— Data provided —
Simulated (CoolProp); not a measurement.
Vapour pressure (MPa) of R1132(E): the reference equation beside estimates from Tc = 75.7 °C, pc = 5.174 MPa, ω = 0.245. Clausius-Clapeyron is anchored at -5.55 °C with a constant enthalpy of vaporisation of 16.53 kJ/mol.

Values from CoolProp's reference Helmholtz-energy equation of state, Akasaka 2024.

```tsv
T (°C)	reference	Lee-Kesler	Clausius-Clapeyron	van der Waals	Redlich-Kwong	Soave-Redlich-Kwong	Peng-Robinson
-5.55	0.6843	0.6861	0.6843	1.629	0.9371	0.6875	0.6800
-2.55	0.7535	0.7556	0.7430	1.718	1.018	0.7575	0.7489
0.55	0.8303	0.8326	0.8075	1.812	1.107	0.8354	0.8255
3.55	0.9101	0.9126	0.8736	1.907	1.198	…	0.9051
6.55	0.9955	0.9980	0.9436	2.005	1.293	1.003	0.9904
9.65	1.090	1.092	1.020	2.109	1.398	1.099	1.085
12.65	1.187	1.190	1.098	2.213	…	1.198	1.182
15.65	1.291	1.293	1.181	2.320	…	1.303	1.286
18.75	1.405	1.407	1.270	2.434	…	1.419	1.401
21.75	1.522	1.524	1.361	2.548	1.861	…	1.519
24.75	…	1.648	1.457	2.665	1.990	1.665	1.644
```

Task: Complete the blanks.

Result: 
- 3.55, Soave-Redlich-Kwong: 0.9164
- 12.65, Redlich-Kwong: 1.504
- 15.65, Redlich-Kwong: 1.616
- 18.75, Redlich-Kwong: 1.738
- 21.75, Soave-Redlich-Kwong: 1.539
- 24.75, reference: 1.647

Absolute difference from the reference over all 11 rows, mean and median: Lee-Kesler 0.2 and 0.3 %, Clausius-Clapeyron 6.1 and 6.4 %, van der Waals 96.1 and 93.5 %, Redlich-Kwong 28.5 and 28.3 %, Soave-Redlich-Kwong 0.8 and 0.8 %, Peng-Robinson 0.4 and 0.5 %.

— Activity —
Given the records above, restate word for word only the lines starting at the one with "Task: Complete the blanks." and ending at the one with "- 24.75, reference: 1.647".

— Exercise response —
Task: Complete the blanks.

Result: 
- 3.55, Soave-Redlich-Kwong: 0.9164
- 12.65, Redlich-Kwong: 1.504
- 15.65, Redlich-Kwong: 1.616
- 18.75, Redlich-Kwong: 1.738
- 21.75, Soave-Redlich-Kwong: 1.539
- 24.75, reference: 1.647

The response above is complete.